Work task:
Please give back only the lines below from the one containing "The run is started by" to the one containing "(1) 0.2 GPa.", each repeated word for word, both ends included.

Extracted information:
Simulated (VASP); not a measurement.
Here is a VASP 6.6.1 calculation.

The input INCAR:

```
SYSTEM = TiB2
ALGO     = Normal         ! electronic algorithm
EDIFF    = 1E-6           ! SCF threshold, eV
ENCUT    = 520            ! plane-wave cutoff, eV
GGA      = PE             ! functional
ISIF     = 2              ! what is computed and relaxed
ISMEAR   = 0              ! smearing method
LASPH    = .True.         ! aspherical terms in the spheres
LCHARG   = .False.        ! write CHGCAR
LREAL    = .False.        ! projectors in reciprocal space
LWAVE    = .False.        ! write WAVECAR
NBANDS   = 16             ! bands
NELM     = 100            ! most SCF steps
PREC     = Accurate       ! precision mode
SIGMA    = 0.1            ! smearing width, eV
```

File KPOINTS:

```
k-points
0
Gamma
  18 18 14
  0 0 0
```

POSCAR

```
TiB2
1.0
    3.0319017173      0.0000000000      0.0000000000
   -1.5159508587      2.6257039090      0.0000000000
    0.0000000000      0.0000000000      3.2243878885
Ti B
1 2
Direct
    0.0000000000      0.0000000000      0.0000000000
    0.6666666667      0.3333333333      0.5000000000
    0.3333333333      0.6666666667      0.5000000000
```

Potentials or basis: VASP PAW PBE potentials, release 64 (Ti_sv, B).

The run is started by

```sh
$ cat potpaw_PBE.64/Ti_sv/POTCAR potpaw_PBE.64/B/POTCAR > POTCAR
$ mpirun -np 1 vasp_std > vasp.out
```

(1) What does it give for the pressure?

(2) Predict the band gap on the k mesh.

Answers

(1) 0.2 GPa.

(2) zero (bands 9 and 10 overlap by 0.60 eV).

Task response:
The run is started by

```sh
$ cat potpaw_PBE.64/Ti_sv/POTCAR potpaw_PBE.64/B/POTCAR > POTCAR
$ mpirun -np 1 vasp_std > vasp.out
```

(1) What does it give for the pressure?

(2) Predict the band gap on the k mesh.

Answers

(1) 0.2 GPa.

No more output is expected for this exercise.